**Exercise**
The entries below are to be reproduced in full, exactly as written.

**Provided data**
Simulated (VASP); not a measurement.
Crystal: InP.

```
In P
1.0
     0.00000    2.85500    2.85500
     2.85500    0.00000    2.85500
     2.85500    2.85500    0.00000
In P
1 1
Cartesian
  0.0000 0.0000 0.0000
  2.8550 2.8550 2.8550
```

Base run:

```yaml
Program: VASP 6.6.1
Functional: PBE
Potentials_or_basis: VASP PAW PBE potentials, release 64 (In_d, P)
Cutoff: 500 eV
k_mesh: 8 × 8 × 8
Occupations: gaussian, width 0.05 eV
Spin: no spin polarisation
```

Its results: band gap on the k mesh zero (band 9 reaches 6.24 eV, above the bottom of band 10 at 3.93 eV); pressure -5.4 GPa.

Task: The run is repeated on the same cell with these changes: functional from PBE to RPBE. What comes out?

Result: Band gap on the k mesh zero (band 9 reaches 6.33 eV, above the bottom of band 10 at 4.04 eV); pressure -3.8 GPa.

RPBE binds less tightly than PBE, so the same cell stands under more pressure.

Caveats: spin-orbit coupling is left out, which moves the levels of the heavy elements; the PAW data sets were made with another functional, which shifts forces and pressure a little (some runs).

**Written response**
Simulated (VASP); not a measurement.
Crystal: InP.

```
In P
1.0
     0.00000    2.85500    2.85500
     2.85500    0.00000    2.85500
     2.85500    2.85500    0.00000
In P
1 1
Cartesian
  0.0000 0.0000 0.0000
  2.8550 2.8550 2.8550
```

Base run:

```yaml
Program: VASP 6.6.1
Functional: PBE
Potentials_or_basis: VASP PAW PBE potentials, release 64 (In_d, P)
Cutoff: 500 eV
k_mesh: 8 × 8 × 8
Occupations: gaussian, width 0.05 eV
Spin: no spin polarisation
```

Its results: band gap on the k mesh zero (band 9 reaches 6.24 eV, above the bottom of band 10 at 3.93 eV); pressure -5.4 GPa.

Task: The run is repeated on the same cell with these changes: functional from PBE to RPBE. What comes out?

Result: Band gap on the k mesh zero (band 9 reaches 6.33 eV, above the bottom of band 10 at 4.04 eV); pressure -3.8 GPa.

RPBE binds less tightly than PBE, so the same cell stands under more pressure.

Caveats: spin-orbit coupling is left out, which moves the levels of the heavy elements; the PAW data sets were made with another functional, which shifts forces and pressure a little (some runs).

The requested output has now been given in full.